REQUIREMENT> Copy out, word for word, the lines from the start of the data below through the line containing "Strength of the", and no others.

ENTRIES SUPPLIED>
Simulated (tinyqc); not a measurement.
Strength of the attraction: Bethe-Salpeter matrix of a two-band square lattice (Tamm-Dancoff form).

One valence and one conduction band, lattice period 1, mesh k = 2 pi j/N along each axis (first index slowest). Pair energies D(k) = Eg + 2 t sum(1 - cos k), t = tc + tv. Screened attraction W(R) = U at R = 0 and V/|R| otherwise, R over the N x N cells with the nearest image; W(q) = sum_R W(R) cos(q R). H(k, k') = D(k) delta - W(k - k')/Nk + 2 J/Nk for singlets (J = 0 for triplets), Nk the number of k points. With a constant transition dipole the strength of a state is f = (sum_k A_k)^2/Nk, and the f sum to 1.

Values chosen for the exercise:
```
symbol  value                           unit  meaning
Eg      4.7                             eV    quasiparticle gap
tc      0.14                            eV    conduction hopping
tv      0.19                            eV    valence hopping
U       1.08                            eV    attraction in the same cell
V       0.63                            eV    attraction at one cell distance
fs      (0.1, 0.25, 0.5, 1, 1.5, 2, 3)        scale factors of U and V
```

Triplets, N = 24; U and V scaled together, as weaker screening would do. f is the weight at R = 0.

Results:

ANSWER AREA>
Simulated (tinyqc); not a measurement.
Strength of the attraction: Bethe-Salpeter matrix of a two-band square lattice (Tamm-Dancoff form).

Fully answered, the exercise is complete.